[Stored data]

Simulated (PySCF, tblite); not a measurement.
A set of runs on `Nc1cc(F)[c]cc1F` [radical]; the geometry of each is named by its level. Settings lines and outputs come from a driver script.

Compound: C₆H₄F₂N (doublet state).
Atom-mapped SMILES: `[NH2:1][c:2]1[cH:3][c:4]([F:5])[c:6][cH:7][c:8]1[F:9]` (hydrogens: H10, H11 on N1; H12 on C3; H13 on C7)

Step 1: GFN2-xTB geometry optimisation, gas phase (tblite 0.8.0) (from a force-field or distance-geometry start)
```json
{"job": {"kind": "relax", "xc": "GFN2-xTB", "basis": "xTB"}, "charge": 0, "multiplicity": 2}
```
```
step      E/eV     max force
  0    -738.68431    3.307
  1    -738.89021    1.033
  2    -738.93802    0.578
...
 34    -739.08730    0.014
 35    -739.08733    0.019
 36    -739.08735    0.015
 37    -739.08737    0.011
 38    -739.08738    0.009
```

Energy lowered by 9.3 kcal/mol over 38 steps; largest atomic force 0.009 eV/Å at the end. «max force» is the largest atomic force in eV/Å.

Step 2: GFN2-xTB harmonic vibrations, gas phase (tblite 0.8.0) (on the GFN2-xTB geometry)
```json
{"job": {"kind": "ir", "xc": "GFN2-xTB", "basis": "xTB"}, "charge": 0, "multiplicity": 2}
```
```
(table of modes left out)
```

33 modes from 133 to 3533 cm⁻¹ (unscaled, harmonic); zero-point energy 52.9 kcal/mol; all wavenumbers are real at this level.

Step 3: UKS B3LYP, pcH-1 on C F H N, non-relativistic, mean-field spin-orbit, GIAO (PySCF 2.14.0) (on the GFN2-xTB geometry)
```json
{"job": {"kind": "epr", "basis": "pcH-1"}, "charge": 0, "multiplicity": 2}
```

[/Stored data]

- _Assigned task_
Copy, please, every line from the start of the entries down to the line that holds "C3; H13 on C7)", with both of those lines included and no others.

- _Task result_
Simulated (PySCF, tblite); not a measurement.
A set of runs on `Nc1cc(F)[c]cc1F` [radical]; the geometry of each is named by its level. Settings lines and outputs come from a driver script.

Compound: C₆H₄F₂N (doublet state).
Atom-mapped SMILES: `[NH2:1][c:2]1[cH:3][c:4]([F:5])[c:6][cH:7][c:8]1[F:9]` (hydrogens: H10, H11 on N1; H12 on C3; H13 on C7)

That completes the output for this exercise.